----------
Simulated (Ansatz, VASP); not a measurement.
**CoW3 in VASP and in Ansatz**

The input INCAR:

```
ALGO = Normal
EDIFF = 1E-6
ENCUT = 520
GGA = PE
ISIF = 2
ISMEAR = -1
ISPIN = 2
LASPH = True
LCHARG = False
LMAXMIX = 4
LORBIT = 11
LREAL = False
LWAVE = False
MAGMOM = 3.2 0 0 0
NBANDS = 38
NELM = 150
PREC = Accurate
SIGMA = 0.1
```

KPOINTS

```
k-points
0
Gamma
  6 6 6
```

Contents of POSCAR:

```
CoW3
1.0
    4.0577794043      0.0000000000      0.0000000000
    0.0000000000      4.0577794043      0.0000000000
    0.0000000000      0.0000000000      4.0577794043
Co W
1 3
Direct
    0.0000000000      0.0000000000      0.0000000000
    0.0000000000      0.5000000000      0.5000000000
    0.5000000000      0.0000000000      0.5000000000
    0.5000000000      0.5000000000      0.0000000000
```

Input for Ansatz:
----------

ACTION ITEM:
Give all of the entries again, exactly.

EXERCISE OUTPUT:
Simulated (Ansatz, VASP); not a measurement.
**CoW3 in VASP and in Ansatz**

The input INCAR:

```
ALGO = Normal
EDIFF = 1E-6
ENCUT = 520
GGA = PE
ISIF = 2
ISMEAR = -1
ISPIN = 2
LASPH = True
LCHARG = False
LMAXMIX = 4
LORBIT = 11
LREAL = False
LWAVE = False
MAGMOM = 3.2 0 0 0
NBANDS = 38
NELM = 150
PREC = Accurate
SIGMA = 0.1
```

KPOINTS

```
k-points
0
Gamma
  6 6 6
```

Contents of POSCAR:

```
CoW3
1.0
    4.0577794043      0.0000000000      0.0000000000
    0.0000000000      4.0577794043      0.0000000000
    0.0000000000      0.0000000000      4.0577794043
Co W
1 3
Direct
    0.0000000000      0.0000000000      0.0000000000
    0.0000000000      0.5000000000      0.5000000000
    0.5000000000      0.0000000000      0.5000000000
    0.5000000000      0.5000000000      0.0000000000
```

Input for Ansatz:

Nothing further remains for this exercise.